• _BRIEF_
As you work through the listing, transcribe every line exactly as it reads.

----- MATERIAL SUPPLIED

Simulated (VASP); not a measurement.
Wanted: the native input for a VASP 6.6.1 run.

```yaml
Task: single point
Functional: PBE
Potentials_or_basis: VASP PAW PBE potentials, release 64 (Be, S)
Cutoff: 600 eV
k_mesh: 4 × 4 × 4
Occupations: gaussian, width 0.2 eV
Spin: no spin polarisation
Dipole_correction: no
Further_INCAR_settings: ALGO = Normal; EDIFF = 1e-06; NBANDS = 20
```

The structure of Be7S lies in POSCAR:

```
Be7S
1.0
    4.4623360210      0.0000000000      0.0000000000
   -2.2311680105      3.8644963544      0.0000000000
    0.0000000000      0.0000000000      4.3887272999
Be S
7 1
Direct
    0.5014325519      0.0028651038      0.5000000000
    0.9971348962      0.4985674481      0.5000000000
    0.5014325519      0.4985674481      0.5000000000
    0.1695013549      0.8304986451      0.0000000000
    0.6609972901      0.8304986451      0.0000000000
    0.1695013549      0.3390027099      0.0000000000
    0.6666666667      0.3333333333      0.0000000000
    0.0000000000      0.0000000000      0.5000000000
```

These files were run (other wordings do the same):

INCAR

----------

• _ANSWER SECTION_
Simulated (VASP); not a measurement.
Wanted: the native input for a VASP 6.6.1 run.

```yaml
Task: single point
Functional: PBE
Potentials_or_basis: VASP PAW PBE potentials, release 64 (Be, S)
Cutoff: 600 eV
k_mesh: 4 × 4 × 4
Occupations: gaussian, width 0.2 eV
Spin: no spin polarisation
Dipole_correction: no
Further_INCAR_settings: ALGO = Normal; EDIFF = 1e-06; NBANDS = 20
```

The structure of Be7S lies in POSCAR:

```
Be7S
1.0
    4.4623360210      0.0000000000      0.0000000000
   -2.2311680105      3.8644963544      0.0000000000
    0.0000000000      0.0000000000      4.3887272999
Be S
7 1
Direct
    0.5014325519      0.0028651038      0.5000000000
    0.9971348962      0.4985674481      0.5000000000
    0.5014325519      0.4985674481      0.5000000000
    0.1695013549      0.8304986451      0.0000000000
    0.6609972901      0.8304986451      0.0000000000
    0.1695013549      0.3390027099      0.0000000000
    0.6666666667      0.3333333333      0.0000000000
    0.0000000000      0.0000000000      0.5000000000
```

These files were run (other wordings do the same):

INCAR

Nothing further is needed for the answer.